▶ [WORK ORDER]: In the entries that follow, copy exactly each line from the first through the line with "Computed with NWChem.".

================
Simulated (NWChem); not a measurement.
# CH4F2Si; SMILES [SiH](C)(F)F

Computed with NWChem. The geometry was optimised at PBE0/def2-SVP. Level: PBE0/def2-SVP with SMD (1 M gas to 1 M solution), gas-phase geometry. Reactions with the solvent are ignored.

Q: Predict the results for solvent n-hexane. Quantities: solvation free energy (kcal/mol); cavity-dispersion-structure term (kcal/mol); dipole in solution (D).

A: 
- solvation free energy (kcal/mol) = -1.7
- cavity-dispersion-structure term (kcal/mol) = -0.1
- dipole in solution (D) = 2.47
================

▶ [WRITTEN ANSWER]:
Simulated (NWChem); not a measurement.
# CH4F2Si; SMILES [SiH](C)(F)F

Computed with NWChem. The geometry was optimised at PBE0/def2-SVP. Level: PBE0/def2-SVP with SMD (1 M gas to 1 M solution), gas-phase geometry. Reactions with the solvent are ignored.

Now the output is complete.